##########

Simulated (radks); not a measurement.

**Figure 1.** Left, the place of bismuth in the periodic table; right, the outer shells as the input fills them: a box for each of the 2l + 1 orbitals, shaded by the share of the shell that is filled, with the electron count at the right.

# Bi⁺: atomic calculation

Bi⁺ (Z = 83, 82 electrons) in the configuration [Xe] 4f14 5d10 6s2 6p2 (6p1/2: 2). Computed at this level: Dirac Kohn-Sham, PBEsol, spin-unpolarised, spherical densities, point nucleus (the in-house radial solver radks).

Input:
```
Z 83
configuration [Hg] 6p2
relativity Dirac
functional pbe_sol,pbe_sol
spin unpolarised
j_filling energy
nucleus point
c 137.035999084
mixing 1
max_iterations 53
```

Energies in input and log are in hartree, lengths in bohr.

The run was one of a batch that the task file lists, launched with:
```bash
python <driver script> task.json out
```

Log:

##########

:: Requirement ::
Reproduce every record that appears above, keeping the wording exact.

:: Solution ::
Simulated (radks); not a measurement.

**Figure 1.** Left, the place of bismuth in the periodic table; right, the outer shells as the input fills them: a box for each of the 2l + 1 orbitals, shaded by the share of the shell that is filled, with the electron count at the right.

# Bi⁺: atomic calculation

Bi⁺ (Z = 83, 82 electrons) in the configuration [Xe] 4f14 5d10 6s2 6p2 (6p1/2: 2). Computed at this level: Dirac Kohn-Sham, PBEsol, spin-unpolarised, spherical densities, point nucleus (the in-house radial solver radks).

Input:
```
Z 83
configuration [Hg] 6p2
relativity Dirac
functional pbe_sol,pbe_sol
spin unpolarised
j_filling energy
nucleus point
c 137.035999084
mixing 1
max_iterations 53
```

Energies in input and log are in hartree, lengths in bohr.

The run was one of a batch that the task file lists, launched with:
```bash
python <driver script> task.json out
```

Log:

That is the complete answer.